--- Assigned task ---
Word for word, return every record that follows.

--- Source information ---
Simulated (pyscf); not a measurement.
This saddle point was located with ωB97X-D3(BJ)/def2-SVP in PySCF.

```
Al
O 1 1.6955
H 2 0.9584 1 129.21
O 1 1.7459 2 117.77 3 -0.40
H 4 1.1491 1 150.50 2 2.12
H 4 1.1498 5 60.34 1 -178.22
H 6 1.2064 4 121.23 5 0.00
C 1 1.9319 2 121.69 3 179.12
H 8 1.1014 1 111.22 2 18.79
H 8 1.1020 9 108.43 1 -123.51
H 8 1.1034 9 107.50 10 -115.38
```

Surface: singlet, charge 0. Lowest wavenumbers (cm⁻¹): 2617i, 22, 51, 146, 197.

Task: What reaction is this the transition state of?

--- Response box ---
Simulated (pyscf); not a measurement.
This saddle point was located with ωB97X-D3(BJ)/def2-SVP in PySCF.

```
Al
O 1 1.6955
H 2 0.9584 1 129.21
O 1 1.7459 2 117.77 3 -0.40
H 4 1.1491 1 150.50 2 2.12
H 4 1.1498 5 60.34 1 -178.22
H 6 1.2064 4 121.23 5 0.00
C 1 1.9319 2 121.69 3 179.12
H 8 1.1014 1 111.22 2 18.79
H 8 1.1020 9 108.43 1 -123.51
H 8 1.1034 9 107.50 10 -115.38
```

Surface: singlet, charge 0. Lowest wavenumbers (cm⁻¹): 2617i, 22, 51, 146, 197.

Task: What reaction is this the transition state of?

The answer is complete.